▶ [Assigned task] Output the listing below, all of it, exactly as given.

[Opening Recorded information section]
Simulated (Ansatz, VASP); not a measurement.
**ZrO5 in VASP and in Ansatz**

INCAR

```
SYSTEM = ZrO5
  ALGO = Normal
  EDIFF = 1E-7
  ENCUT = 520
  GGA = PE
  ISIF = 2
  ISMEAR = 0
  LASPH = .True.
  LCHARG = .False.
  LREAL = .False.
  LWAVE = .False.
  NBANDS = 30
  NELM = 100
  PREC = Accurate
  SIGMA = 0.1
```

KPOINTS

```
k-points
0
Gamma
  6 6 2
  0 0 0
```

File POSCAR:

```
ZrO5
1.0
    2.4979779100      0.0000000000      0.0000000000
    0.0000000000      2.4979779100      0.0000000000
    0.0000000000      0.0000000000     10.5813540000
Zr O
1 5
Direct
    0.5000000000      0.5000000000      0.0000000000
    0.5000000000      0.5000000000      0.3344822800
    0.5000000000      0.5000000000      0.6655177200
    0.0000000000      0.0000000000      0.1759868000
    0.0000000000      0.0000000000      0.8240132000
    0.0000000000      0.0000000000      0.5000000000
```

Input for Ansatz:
[Closing Recorded information section]

▶ [Task response]
Simulated (Ansatz, VASP); not a measurement.
**ZrO5 in VASP and in Ansatz**

INCAR

```
SYSTEM = ZrO5
  ALGO = Normal
  EDIFF = 1E-7
  ENCUT = 520
  GGA = PE
  ISIF = 2
  ISMEAR = 0
  LASPH = .True.
  LCHARG = .False.
  LREAL = .False.
  LWAVE = .False.
  NBANDS = 30
  NELM = 100
  PREC = Accurate
  SIGMA = 0.1
```

KPOINTS

```
k-points
0
Gamma
  6 6 2
  0 0 0
```

File POSCAR:

```
ZrO5
1.0
    2.4979779100      0.0000000000      0.0000000000
    0.0000000000      2.4979779100      0.0000000000
    0.0000000000      0.0000000000     10.5813540000
Zr O
1 5
Direct
    0.5000000000      0.5000000000      0.0000000000
    0.5000000000      0.5000000000      0.3344822800
    0.5000000000      0.5000000000      0.6655177200
    0.0000000000      0.0000000000      0.1759868000
    0.0000000000      0.0000000000      0.8240132000
    0.0000000000      0.0000000000      0.5000000000
```

Input for Ansatz:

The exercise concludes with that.